# Required action
Every entry needs to be printed exactly, please.

# Dataset
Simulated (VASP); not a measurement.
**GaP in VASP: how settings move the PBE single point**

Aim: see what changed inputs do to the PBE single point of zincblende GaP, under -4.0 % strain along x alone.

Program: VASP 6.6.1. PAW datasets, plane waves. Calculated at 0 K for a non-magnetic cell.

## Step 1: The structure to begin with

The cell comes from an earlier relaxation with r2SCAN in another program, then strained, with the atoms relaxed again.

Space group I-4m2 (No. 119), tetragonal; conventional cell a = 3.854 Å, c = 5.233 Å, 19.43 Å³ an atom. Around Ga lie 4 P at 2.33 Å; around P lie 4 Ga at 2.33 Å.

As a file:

# Answer box
Simulated (VASP); not a measurement.
**GaP in VASP: how settings move the PBE single point**

Aim: see what changed inputs do to the PBE single point of zincblende GaP, under -4.0 % strain along x alone.

Program: VASP 6.6.1. PAW datasets, plane waves. Calculated at 0 K for a non-magnetic cell.

## Step 1: The structure to begin with

The cell comes from an earlier relaxation with r2SCAN in another program, then strained, with the atoms relaxed again.

Space group I-4m2 (No. 119), tetragonal; conventional cell a = 3.854 Å, c = 5.233 Å, 19.43 Å³ an atom. Around Ga lie 4 P at 2.33 Å; around P lie 4 Ga at 2.33 Å.

As a file:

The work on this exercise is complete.